### Work task
Write out the entire listing exactly, so that each line matches the original.

### Data
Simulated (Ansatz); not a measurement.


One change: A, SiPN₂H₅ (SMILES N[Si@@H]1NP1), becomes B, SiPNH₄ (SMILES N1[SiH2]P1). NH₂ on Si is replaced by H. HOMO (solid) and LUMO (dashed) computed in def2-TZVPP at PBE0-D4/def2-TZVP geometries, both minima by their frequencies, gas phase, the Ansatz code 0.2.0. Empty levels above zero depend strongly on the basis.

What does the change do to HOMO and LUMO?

### Exercise answer
Simulated (Ansatz); not a measurement.


One change: A, SiPN₂H₅ (SMILES N[Si@@H]1NP1), becomes B, SiPNH₄ (SMILES N1[SiH2]P1). NH₂ on Si is replaced by H. HOMO (solid) and LUMO (dashed) computed in def2-TZVPP at PBE0-D4/def2-TZVP geometries, both minima by their frequencies, gas phase, the Ansatz code 0.2.0. Empty levels above zero depend strongly on the basis.

What does the change do to HOMO and LUMO?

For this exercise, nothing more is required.